==== Extracted entries

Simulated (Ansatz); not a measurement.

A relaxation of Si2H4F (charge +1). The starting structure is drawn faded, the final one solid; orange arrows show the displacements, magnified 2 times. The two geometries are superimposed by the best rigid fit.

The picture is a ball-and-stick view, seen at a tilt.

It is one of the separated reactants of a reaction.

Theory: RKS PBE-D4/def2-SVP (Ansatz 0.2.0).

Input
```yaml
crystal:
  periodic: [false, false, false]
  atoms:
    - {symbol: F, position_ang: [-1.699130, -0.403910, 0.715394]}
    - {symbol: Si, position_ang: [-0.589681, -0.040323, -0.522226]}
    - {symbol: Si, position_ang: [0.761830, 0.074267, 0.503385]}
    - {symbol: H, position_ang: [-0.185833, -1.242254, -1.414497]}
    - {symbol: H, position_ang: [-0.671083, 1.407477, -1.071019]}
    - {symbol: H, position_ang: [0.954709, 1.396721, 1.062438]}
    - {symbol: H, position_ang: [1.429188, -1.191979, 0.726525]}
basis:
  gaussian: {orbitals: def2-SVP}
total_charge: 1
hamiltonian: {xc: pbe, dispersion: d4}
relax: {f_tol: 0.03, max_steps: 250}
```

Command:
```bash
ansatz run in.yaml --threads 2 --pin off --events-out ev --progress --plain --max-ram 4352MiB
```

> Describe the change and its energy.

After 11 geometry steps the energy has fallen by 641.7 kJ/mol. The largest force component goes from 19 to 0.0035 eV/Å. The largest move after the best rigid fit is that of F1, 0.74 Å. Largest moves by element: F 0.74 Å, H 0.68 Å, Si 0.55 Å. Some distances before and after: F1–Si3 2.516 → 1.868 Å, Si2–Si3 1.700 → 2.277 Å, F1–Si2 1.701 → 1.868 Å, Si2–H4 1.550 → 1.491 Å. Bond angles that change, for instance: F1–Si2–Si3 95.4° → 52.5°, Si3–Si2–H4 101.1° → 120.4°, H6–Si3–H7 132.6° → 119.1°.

========

* _Work request_:
Please reproduce exactly the lines above, beginning with the first and ending with the line that contains "and its energy.", and include nothing outside that range.

* _Answer section_:
Simulated (Ansatz); not a measurement.

A relaxation of Si2H4F (charge +1). The starting structure is drawn faded, the final one solid; orange arrows show the displacements, magnified 2 times. The two geometries are superimposed by the best rigid fit.

The picture is a ball-and-stick view, seen at a tilt.

It is one of the separated reactants of a reaction.

Theory: RKS PBE-D4/def2-SVP (Ansatz 0.2.0).

Input
```yaml
crystal:
  periodic: [false, false, false]
  atoms:
    - {symbol: F, position_ang: [-1.699130, -0.403910, 0.715394]}
    - {symbol: Si, position_ang: [-0.589681, -0.040323, -0.522226]}
    - {symbol: Si, position_ang: [0.761830, 0.074267, 0.503385]}
    - {symbol: H, position_ang: [-0.185833, -1.242254, -1.414497]}
    - {symbol: H, position_ang: [-0.671083, 1.407477, -1.071019]}
    - {symbol: H, position_ang: [0.954709, 1.396721, 1.062438]}
    - {symbol: H, position_ang: [1.429188, -1.191979, 0.726525]}
basis:
  gaussian: {orbitals: def2-SVP}
total_charge: 1
hamiltonian: {xc: pbe, dispersion: d4}
relax: {f_tol: 0.03, max_steps: 250}
```

Command:
```bash
ansatz run in.yaml --threads 2 --pin off --events-out ev --progress --plain --max-ram 4352MiB
```

> Describe the change and its energy.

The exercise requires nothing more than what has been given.